══ Available data
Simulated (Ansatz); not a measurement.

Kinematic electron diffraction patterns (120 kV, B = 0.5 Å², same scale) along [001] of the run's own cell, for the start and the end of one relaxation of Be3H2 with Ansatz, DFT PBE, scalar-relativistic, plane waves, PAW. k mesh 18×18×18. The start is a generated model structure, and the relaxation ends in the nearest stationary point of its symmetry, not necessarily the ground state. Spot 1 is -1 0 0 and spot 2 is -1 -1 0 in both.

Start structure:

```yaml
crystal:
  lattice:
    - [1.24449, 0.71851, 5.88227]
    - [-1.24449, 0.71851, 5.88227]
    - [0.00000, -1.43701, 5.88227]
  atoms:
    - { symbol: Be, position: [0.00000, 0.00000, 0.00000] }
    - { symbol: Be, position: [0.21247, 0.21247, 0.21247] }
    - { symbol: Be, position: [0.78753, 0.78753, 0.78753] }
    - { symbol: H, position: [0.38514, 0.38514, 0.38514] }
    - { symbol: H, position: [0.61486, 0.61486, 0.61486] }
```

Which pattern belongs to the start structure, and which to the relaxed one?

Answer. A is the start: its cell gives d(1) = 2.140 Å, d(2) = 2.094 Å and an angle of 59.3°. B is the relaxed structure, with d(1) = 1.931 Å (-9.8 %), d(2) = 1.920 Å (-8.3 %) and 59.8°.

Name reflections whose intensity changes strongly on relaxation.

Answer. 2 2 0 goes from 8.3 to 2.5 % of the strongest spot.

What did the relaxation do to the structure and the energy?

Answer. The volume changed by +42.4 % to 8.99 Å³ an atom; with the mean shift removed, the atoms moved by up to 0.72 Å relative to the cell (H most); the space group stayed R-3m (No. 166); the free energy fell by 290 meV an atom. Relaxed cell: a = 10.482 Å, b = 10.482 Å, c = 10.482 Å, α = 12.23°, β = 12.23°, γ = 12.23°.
════

* Activity *
Copy out the lines above word for word, stopping after the line containing "What did the".

* Written reply *
Simulated (Ansatz); not a measurement.

Kinematic electron diffraction patterns (120 kV, B = 0.5 Å², same scale) along [001] of the run's own cell, for the start and the end of one relaxation of Be3H2 with Ansatz, DFT PBE, scalar-relativistic, plane waves, PAW. k mesh 18×18×18. The start is a generated model structure, and the relaxation ends in the nearest stationary point of its symmetry, not necessarily the ground state. Spot 1 is -1 0 0 and spot 2 is -1 -1 0 in both.

Start structure:

```yaml
crystal:
  lattice:
    - [1.24449, 0.71851, 5.88227]
    - [-1.24449, 0.71851, 5.88227]
    - [0.00000, -1.43701, 5.88227]
  atoms:
    - { symbol: Be, position: [0.00000, 0.00000, 0.00000] }
    - { symbol: Be, position: [0.21247, 0.21247, 0.21247] }
    - { symbol: Be, position: [0.78753, 0.78753, 0.78753] }
    - { symbol: H, position: [0.38514, 0.38514, 0.38514] }
    - { symbol: H, position: [0.61486, 0.61486, 0.61486] }
```

Which pattern belongs to the start structure, and which to the relaxed one?

Answer. A is the start: its cell gives d(1) = 2.140 Å, d(2) = 2.094 Å and an angle of 59.3°. B is the relaxed structure, with d(1) = 1.931 Å (-9.8 %), d(2) = 1.920 Å (-8.3 %) and 59.8°.

Name reflections whose intensity changes strongly on relaxation.

Answer. 2 2 0 goes from 8.3 to 2.5 % of the strongest spot.

What did the relaxation do to the structure and the energy?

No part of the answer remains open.